— Input data —
- - -

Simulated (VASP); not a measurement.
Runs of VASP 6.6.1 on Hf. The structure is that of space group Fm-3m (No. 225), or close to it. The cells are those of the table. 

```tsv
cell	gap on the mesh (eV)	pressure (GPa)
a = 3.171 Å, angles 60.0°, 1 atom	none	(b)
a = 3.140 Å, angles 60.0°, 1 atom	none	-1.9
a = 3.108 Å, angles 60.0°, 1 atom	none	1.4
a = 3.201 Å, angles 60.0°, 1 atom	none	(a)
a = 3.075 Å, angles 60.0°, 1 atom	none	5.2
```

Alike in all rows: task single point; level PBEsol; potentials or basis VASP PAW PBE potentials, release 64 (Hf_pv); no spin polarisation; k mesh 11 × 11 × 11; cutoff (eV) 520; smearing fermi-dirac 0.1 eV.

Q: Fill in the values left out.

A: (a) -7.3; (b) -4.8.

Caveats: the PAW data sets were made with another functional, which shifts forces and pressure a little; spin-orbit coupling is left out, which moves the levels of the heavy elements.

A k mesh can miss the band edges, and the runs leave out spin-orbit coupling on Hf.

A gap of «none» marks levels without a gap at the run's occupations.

- - -

Please write out, exactly as they appear above, only the lines in the stretch from the line with "Caveats: the PAW" through the line with "A k mesh can".

Caveats: the PAW data sets were made with another functional, which shifts forces and pressure a little; spin-orbit coupling is left out, which moves the levels of the heavy elements.

A k mesh can miss the band edges, and the runs leave out spin-orbit coupling on Hf.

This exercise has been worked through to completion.